* _Work item_
Using the listing below, set down each line from the line containing "Computed with RKS B3LYP/6-31G* in Ansatz." through the line containing "### What can", both ends included, exactly and with nothing added.

* _Entries provided_
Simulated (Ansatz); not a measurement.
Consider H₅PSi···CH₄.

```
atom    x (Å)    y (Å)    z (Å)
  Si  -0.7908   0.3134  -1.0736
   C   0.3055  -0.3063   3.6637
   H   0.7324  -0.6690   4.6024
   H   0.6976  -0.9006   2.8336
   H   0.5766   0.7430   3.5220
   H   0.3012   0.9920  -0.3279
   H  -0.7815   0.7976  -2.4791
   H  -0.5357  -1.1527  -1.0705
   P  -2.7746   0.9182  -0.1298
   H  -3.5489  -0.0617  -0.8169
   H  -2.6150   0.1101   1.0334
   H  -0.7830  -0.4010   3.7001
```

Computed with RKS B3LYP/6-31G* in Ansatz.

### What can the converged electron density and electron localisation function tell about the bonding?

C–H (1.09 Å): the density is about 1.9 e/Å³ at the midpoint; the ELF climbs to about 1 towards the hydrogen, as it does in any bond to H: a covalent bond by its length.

* _Exercise solution_
Computed with RKS B3LYP/6-31G* in Ansatz.

### What can the converged electron density and electron localisation function tell about the bonding?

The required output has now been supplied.